_Information_.
--------
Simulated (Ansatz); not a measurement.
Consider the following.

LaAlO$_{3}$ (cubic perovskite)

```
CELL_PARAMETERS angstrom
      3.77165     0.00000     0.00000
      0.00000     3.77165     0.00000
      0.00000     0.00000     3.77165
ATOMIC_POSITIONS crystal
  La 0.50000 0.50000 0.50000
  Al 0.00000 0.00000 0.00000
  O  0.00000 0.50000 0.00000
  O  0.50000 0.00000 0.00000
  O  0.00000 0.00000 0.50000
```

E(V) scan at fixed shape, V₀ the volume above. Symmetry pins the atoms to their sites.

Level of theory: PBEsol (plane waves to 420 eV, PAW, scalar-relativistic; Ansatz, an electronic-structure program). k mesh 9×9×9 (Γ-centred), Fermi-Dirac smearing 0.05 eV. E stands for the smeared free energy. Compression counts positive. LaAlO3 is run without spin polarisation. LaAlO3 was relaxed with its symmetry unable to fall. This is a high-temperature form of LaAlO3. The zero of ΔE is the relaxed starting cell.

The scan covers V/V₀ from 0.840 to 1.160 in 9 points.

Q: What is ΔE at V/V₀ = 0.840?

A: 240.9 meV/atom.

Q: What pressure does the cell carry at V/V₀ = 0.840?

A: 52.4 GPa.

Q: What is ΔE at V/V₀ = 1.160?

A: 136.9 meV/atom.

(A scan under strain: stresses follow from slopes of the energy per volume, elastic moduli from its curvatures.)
--------

_Action item_. Reproduce exactly, please, only the lines from the start of the data above to the line that contains "Level of theory: PBEsol", with both ends kept.

_Worked solution_.
Simulated (Ansatz); not a measurement.
Consider the following.

LaAlO$_{3}$ (cubic perovskite)

```
CELL_PARAMETERS angstrom
      3.77165     0.00000     0.00000
      0.00000     3.77165     0.00000
      0.00000     0.00000     3.77165
ATOMIC_POSITIONS crystal
  La 0.50000 0.50000 0.50000
  Al 0.00000 0.00000 0.00000
  O  0.00000 0.50000 0.00000
  O  0.50000 0.00000 0.00000
  O  0.00000 0.00000 0.50000
```

E(V) scan at fixed shape, V₀ the volume above. Symmetry pins the atoms to their sites.

Level of theory: PBEsol (plane waves to 420 eV, PAW, scalar-relativistic; Ansatz, an electronic-structure program). k mesh 9×9×9 (Γ-centred), Fermi-Dirac smearing 0.05 eV. E stands for the smeared free energy. Compression counts positive. LaAlO3 is run without spin polarisation. LaAlO3 was relaxed with its symmetry unable to fall. This is a high-temperature form of LaAlO3. The zero of ΔE is the relaxed starting cell.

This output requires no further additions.